Segment Start: Provided material

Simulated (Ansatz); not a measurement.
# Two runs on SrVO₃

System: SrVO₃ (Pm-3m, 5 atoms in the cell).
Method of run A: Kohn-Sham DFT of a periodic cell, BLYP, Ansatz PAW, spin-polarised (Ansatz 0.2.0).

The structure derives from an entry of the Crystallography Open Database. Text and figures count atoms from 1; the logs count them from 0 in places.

Segment End: Provided material

Work order – Transcribe the records above in full, exactly as they stand.

Worked solution –
Simulated (Ansatz); not a measurement.
# Two runs on SrVO₃

System: SrVO₃ (Pm-3m, 5 atoms in the cell).
Method of run A: Kohn-Sham DFT of a periodic cell, BLYP, Ansatz PAW, spin-polarised (Ansatz 0.2.0).

The structure derives from an entry of the Crystallography Open Database. Text and figures count atoms from 1; the logs count them from 0 in places.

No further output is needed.